(Beginning of Data listing)

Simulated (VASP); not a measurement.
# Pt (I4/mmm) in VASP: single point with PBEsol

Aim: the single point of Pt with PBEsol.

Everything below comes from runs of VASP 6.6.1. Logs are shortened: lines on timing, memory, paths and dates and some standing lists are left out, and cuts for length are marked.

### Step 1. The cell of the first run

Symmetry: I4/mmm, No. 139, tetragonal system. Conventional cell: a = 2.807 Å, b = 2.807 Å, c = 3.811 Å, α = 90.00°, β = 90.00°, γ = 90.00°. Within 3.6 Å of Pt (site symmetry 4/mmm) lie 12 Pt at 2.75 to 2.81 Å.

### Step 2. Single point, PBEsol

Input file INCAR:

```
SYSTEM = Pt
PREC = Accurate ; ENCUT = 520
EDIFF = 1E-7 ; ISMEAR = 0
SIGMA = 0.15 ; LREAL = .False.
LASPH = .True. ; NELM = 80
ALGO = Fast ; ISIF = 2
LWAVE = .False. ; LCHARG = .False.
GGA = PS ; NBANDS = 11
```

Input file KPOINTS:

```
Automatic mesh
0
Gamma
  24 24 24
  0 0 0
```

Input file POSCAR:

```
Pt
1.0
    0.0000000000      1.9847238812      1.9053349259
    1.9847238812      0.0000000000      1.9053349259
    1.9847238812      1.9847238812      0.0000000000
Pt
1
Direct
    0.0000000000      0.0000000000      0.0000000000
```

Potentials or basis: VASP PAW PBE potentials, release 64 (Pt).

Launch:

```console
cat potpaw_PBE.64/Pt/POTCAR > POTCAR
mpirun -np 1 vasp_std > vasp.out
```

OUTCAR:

(End of Data listing)

Work request – The required output is every line above from the one with "Everything below comes" down to the one with "### Step 1. The cell of the first run", restated word for word, ends included.

Worked solution –
Everything below comes from runs of VASP 6.6.1. Logs are shortened: lines on timing, memory, paths and dates and some standing lists are left out, and cuts for length are marked.

### Step 1. The cell of the first run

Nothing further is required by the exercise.